**BRIEF:** In full and without deviation, write out the entries that follow.

RECORDED DATA section start
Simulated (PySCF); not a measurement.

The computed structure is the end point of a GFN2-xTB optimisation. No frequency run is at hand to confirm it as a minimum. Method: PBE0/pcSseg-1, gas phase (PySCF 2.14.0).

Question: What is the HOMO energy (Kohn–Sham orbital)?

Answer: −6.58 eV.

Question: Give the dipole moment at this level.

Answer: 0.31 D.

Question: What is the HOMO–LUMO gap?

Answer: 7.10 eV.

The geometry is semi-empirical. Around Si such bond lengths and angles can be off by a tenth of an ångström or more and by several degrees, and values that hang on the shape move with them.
RECORDED DATA section end

**SOLUTION:**
Simulated (PySCF); not a measurement.

The computed structure is the end point of a GFN2-xTB optimisation. No frequency run is at hand to confirm it as a minimum. Method: PBE0/pcSseg-1, gas phase (PySCF 2.14.0).

Question: What is the HOMO energy (Kohn–Sham orbital)?

Answer: −6.58 eV.

Question: Give the dipole moment at this level.

Answer: 0.31 D.

Question: What is the HOMO–LUMO gap?

Answer: 7.10 eV.

The geometry is semi-empirical. Around Si such bond lengths and angles can be off by a tenth of an ångström or more and by several degrees, and values that hang on the shape move with them.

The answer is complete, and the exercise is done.